━━━━━ DATA ━━━━━
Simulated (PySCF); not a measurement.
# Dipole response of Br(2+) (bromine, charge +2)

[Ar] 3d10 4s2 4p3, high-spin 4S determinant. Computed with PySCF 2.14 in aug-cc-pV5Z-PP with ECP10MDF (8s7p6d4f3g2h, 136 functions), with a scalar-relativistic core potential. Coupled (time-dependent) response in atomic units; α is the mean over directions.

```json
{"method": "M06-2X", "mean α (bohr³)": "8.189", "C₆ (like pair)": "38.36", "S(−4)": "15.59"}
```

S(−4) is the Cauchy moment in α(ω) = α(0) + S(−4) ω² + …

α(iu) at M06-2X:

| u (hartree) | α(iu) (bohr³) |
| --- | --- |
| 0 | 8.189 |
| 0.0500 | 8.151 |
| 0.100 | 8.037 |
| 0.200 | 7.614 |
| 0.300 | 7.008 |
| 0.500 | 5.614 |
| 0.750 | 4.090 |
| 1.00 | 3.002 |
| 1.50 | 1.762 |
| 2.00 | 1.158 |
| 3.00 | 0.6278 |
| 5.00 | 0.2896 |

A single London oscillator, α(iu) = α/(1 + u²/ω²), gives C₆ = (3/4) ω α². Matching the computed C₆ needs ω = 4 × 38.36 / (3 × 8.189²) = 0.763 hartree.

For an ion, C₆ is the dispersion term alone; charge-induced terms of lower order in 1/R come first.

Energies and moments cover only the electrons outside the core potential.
━━━━━

§ **WORK INSTRUCTION**:
Restate, word for word and with nothing added, the lines from the beginning of the records above through the line that contains "0.300 | 7.008 |".

§ **TASK RESULT**:
Simulated (PySCF); not a measurement.
# Dipole response of Br(2+) (bromine, charge +2)

[Ar] 3d10 4s2 4p3, high-spin 4S determinant. Computed with PySCF 2.14 in aug-cc-pV5Z-PP with ECP10MDF (8s7p6d4f3g2h, 136 functions), with a scalar-relativistic core potential. Coupled (time-dependent) response in atomic units; α is the mean over directions.

```json
{"method": "M06-2X", "mean α (bohr³)": "8.189", "C₆ (like pair)": "38.36", "S(−4)": "15.59"}
```

S(−4) is the Cauchy moment in α(ω) = α(0) + S(−4) ω² + …

α(iu) at M06-2X:

| u (hartree) | α(iu) (bohr³) |
| --- | --- |
| 0 | 8.189 |
| 0.0500 | 8.151 |
| 0.100 | 8.037 |
| 0.200 | 7.614 |
| 0.300 | 7.008 |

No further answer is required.